## Action item
Please restate the data exactly, from the first line to the last.

□ □ □ □

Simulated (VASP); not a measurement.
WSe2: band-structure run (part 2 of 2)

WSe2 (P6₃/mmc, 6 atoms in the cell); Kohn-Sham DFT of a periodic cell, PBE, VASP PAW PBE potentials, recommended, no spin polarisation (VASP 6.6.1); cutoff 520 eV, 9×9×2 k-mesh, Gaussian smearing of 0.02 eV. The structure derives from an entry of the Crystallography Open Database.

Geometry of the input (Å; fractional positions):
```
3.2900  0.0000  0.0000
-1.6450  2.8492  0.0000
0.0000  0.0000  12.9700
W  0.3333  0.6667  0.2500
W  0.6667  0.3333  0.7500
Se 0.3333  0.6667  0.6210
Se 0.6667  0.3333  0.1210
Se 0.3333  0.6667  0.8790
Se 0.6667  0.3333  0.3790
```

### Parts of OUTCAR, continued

□ □ □ □

## Exercise solution
Simulated (VASP); not a measurement.
WSe2: band-structure run (part 2 of 2)

WSe2 (P6₃/mmc, 6 atoms in the cell); Kohn-Sham DFT of a periodic cell, PBE, VASP PAW PBE potentials, recommended, no spin polarisation (VASP 6.6.1); cutoff 520 eV, 9×9×2 k-mesh, Gaussian smearing of 0.02 eV. The structure derives from an entry of the Crystallography Open Database.

Geometry of the input (Å; fractional positions):
```
3.2900  0.0000  0.0000
-1.6450  2.8492  0.0000
0.0000  0.0000  12.9700
W  0.3333  0.6667  0.2500
W  0.6667  0.3333  0.7500
Se 0.3333  0.6667  0.6210
Se 0.6667  0.3333  0.1210
Se 0.3333  0.6667  0.8790
Se 0.6667  0.3333  0.3790
```

### Parts of OUTCAR, continued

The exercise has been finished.